## Work item
Starting from the first line below, repeat the data exactly through to the last.

## Information supplied
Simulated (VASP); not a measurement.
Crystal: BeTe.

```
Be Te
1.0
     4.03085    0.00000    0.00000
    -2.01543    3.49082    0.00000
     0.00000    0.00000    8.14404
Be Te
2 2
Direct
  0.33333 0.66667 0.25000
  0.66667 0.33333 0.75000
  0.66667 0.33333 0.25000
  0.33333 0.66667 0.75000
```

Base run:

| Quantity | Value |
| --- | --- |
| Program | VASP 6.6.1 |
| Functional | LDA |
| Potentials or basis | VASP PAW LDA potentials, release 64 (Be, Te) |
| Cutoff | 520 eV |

## Task answer
Simulated (VASP); not a measurement.
Crystal: BeTe.

```
Be Te
1.0
     4.03085    0.00000    0.00000
    -2.01543    3.49082    0.00000
     0.00000    0.00000    8.14404
Be Te
2 2
Direct
  0.33333 0.66667 0.25000
  0.66667 0.33333 0.75000
  0.66667 0.33333 0.25000
  0.33333 0.66667 0.75000
```

Base run:

| Quantity | Value |
| --- | --- |
| Program | VASP 6.6.1 |
| Functional | LDA |
| Potentials or basis | VASP PAW LDA potentials, release 64 (Be, Te) |
| Cutoff | 520 eV |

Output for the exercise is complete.